+++ Supplied entries +++

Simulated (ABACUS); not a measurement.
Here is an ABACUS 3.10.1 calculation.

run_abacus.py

+++

*Assigned task*: Would you repeat all of the data above, word for word?

*Exercise solution*:
Simulated (ABACUS); not a measurement.
Here is an ABACUS 3.10.1 calculation.

run_abacus.py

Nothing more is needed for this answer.